■ Required action ■
Return every line below exactly, without dropping any.

■ Supplied entries ■
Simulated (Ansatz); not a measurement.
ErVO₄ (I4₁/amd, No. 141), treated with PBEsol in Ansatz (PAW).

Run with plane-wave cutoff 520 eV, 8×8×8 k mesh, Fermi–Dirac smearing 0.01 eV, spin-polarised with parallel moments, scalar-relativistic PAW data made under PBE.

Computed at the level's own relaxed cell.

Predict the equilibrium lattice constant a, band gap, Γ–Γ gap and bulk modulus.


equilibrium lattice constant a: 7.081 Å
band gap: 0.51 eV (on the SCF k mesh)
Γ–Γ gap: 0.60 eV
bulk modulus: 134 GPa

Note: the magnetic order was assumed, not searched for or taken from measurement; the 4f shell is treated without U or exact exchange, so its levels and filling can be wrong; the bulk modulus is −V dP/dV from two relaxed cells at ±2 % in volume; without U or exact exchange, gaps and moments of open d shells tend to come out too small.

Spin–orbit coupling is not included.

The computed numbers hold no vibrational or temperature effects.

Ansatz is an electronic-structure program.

■ Task response ■
Simulated (Ansatz); not a measurement.
ErVO₄ (I4₁/amd, No. 141), treated with PBEsol in Ansatz (PAW).

Run with plane-wave cutoff 520 eV, 8×8×8 k mesh, Fermi–Dirac smearing 0.01 eV, spin-polarised with parallel moments, scalar-relativistic PAW data made under PBE.

Computed at the level's own relaxed cell.

Predict the equilibrium lattice constant a, band gap, Γ–Γ gap and bulk modulus.


equilibrium lattice constant a: 7.081 Å
band gap: 0.51 eV (on the SCF k mesh)
Γ–Γ gap: 0.60 eV
bulk modulus: 134 GPa

Note: the magnetic order was assumed, not searched for or taken from measurement; the 4f shell is treated without U or exact exchange, so its levels and filling can be wrong; the bulk modulus is −V dP/dV from two relaxed cells at ±2 % in volume; without U or exact exchange, gaps and moments of open d shells tend to come out too small.

Spin–orbit coupling is not included.

The computed numbers hold no vibrational or temperature effects.

Ansatz is an electronic-structure program.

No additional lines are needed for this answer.